Each entry listed below should be reproduced word for word.

::::
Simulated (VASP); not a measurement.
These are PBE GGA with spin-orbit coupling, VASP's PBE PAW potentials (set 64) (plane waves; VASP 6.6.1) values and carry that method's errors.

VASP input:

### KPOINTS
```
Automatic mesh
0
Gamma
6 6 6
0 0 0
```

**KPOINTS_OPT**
::::

• Solution
Simulated (VASP); not a measurement.
These are PBE GGA with spin-orbit coupling, VASP's PBE PAW potentials (set 64) (plane waves; VASP 6.6.1) values and carry that method's errors.

VASP input:

### KPOINTS
```
Automatic mesh
0
Gamma
6 6 6
0 0 0
```

**KPOINTS_OPT**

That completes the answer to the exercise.